Assigned task -
Look below for the line containing "Work out the"; from there through the line containing "3. Computed ΔH = -23.9 kJ/mol.", both lines included, please set down each line exactly and nothing else.

##### Data extract
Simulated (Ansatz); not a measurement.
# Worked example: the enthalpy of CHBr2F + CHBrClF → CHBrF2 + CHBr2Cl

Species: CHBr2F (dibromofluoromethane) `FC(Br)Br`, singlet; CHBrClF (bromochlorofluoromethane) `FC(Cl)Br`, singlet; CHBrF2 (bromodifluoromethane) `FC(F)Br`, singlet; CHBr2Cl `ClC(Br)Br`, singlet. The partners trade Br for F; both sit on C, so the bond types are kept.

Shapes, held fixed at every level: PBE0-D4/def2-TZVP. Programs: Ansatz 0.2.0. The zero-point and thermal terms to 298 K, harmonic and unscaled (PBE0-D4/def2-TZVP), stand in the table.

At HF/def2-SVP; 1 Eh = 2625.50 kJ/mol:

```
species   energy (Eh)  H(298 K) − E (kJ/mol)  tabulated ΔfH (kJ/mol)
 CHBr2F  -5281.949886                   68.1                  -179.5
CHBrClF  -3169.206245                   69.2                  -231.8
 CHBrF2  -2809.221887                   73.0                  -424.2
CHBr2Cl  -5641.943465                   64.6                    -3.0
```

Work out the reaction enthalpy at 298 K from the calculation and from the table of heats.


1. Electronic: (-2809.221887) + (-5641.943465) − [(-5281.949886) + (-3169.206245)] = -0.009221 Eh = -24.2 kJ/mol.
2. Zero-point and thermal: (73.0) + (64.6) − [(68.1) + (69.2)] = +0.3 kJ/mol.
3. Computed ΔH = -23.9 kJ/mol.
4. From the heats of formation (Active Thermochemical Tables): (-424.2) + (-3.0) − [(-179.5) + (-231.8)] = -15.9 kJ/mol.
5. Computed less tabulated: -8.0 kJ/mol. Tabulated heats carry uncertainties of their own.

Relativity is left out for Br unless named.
##########

Response -
Work out the reaction enthalpy at 298 K from the calculation and from the table of heats.


1. Electronic: (-2809.221887) + (-5641.943465) − [(-5281.949886) + (-3169.206245)] = -0.009221 Eh = -24.2 kJ/mol.
2. Zero-point and thermal: (73.0) + (64.6) − [(68.1) + (69.2)] = +0.3 kJ/mol.
3. Computed ΔH = -23.9 kJ/mol.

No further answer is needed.